Extract, unchanged, every line from the top of the material below through the line with "An isothermal, constant-pressure", and no more.

Supplied information:
-=-=-
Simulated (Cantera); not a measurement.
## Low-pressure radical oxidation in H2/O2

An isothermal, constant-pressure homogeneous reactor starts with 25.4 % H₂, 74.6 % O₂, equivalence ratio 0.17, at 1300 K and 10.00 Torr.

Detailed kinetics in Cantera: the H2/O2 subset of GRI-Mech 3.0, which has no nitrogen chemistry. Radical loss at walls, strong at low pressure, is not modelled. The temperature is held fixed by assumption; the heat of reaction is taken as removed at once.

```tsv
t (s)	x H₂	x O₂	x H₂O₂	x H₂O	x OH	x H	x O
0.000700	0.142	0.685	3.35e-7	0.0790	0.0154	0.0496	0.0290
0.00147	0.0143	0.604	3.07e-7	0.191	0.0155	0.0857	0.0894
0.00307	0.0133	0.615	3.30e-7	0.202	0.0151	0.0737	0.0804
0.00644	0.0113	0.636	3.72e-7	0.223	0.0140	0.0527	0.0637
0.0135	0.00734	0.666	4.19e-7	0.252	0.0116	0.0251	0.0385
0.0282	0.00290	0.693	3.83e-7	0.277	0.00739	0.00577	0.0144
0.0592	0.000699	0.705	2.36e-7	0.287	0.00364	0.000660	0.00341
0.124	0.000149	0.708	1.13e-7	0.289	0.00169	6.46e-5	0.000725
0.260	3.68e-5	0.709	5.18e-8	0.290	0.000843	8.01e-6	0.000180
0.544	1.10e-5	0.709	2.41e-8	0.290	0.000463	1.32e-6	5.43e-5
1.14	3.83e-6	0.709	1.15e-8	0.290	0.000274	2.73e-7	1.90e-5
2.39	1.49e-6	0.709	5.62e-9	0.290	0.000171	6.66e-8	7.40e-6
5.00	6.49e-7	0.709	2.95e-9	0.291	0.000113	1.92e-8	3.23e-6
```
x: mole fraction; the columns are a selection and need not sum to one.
-=-=-

Result:
Simulated (Cantera); not a measurement.
## Low-pressure radical oxidation in H2/O2

An isothermal, constant-pressure homogeneous reactor starts with 25.4 % H₂, 74.6 % O₂, equivalence ratio 0.17, at 1300 K and 10.00 Torr.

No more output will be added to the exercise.